● **The data**:
····················

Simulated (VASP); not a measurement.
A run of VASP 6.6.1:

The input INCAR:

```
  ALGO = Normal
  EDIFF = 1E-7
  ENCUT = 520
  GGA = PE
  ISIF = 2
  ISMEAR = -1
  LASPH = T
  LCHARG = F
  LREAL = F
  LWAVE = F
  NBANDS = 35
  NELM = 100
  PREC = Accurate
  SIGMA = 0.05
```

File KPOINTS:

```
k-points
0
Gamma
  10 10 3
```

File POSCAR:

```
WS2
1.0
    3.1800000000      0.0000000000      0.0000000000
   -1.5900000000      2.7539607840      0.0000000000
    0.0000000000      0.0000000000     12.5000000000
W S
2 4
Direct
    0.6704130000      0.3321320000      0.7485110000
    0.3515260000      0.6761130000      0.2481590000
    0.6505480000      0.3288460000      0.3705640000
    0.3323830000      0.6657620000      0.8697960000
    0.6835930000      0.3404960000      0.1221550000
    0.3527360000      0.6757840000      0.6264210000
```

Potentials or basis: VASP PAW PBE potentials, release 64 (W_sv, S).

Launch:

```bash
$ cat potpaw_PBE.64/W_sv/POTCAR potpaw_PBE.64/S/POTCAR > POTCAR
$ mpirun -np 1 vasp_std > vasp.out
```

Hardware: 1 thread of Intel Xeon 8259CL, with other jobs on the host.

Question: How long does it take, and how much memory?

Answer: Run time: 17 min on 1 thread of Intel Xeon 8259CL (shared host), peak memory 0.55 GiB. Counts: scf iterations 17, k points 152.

····················

● **Required action**: Taking the entries above, write out exactly each line from the one holding "Potentials or basis: VASP" to the one holding "Question: How long", both included, and stop there.

● **Task response**:
Potentials or basis: VASP PAW PBE potentials, release 64 (W_sv, S).

Launch:

```bash
$ cat potpaw_PBE.64/W_sv/POTCAR potpaw_PBE.64/S/POTCAR > POTCAR
$ mpirun -np 1 vasp_std > vasp.out
```

Hardware: 1 thread of Intel Xeon 8259CL, with other jobs on the host.

Question: How long does it take, and how much memory?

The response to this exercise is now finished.